BRIEF —
Please retype the material beneath this task exactly, starting with its first line and finishing with the line containing "This run uses".

━━━ RECORDED INFORMATION

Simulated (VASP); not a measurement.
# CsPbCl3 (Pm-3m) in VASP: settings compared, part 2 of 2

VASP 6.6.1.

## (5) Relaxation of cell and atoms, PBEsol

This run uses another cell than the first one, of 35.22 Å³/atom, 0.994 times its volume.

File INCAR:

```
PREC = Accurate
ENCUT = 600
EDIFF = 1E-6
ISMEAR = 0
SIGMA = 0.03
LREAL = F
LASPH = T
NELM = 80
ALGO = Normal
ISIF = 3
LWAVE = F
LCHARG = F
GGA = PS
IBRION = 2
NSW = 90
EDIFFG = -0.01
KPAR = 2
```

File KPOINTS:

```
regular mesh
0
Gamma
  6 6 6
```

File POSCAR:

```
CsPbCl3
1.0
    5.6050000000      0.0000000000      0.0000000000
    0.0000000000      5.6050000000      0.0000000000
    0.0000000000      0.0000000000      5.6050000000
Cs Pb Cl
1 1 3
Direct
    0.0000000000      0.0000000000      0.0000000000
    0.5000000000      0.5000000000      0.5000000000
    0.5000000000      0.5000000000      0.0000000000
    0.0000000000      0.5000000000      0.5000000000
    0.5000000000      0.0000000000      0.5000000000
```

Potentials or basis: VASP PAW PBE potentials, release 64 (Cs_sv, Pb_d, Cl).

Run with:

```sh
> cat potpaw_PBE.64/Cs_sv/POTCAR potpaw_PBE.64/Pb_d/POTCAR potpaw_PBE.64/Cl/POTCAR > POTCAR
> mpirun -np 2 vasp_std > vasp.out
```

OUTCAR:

━━━━━━

EXERCISE OUTPUT —
Simulated (VASP); not a measurement.
# CsPbCl3 (Pm-3m) in VASP: settings compared, part 2 of 2

VASP 6.6.1.

## (5) Relaxation of cell and atoms, PBEsol

This run uses another cell than the first one, of 35.22 Å³/atom, 0.994 times its volume.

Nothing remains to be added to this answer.